* Entries provided *
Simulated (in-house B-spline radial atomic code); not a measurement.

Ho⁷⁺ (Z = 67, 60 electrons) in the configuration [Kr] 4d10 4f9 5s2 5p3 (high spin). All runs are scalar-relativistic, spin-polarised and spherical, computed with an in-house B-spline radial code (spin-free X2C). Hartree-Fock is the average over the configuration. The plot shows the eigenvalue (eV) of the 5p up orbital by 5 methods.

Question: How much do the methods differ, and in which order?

* Exercise *
Without altering a single character, write out every record above.

* Written response *
Simulated (in-house B-spline radial atomic code); not a measurement.

Ho⁷⁺ (Z = 67, 60 electrons) in the configuration [Kr] 4d10 4f9 5s2 5p3 (high spin). All runs are scalar-relativistic, spin-polarised and spherical, computed with an in-house B-spline radial code (spin-free X2C). Hartree-Fock is the average over the configuration. The plot shows the eigenvalue (eV) of the 5p up orbital by 5 methods.

Question: How much do the methods differ, and in which order?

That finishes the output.